**GIVEN RECORDS:**
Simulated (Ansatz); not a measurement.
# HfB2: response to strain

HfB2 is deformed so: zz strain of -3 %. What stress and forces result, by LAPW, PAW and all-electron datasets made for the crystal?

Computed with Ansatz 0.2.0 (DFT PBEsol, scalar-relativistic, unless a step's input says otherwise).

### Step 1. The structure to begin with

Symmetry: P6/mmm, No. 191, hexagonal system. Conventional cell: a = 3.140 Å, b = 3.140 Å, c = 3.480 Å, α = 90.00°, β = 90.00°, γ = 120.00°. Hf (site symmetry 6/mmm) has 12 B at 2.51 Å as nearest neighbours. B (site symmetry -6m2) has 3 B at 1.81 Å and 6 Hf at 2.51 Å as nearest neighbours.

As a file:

**ASSIGNMENT:** Repeat all the material exactly as it stands.

**SOLUTION:**
Simulated (Ansatz); not a measurement.
# HfB2: response to strain

HfB2 is deformed so: zz strain of -3 %. What stress and forces result, by LAPW, PAW and all-electron datasets made for the crystal?

Computed with Ansatz 0.2.0 (DFT PBEsol, scalar-relativistic, unless a step's input says otherwise).

### Step 1. The structure to begin with

Symmetry: P6/mmm, No. 191, hexagonal system. Conventional cell: a = 3.140 Å, b = 3.140 Å, c = 3.480 Å, α = 90.00°, β = 90.00°, γ = 120.00°. Hf (site symmetry 6/mmm) has 12 B at 2.51 Å as nearest neighbours. B (site symmetry -6m2) has 3 B at 1.81 Å and 6 Hf at 2.51 Å as nearest neighbours.

As a file:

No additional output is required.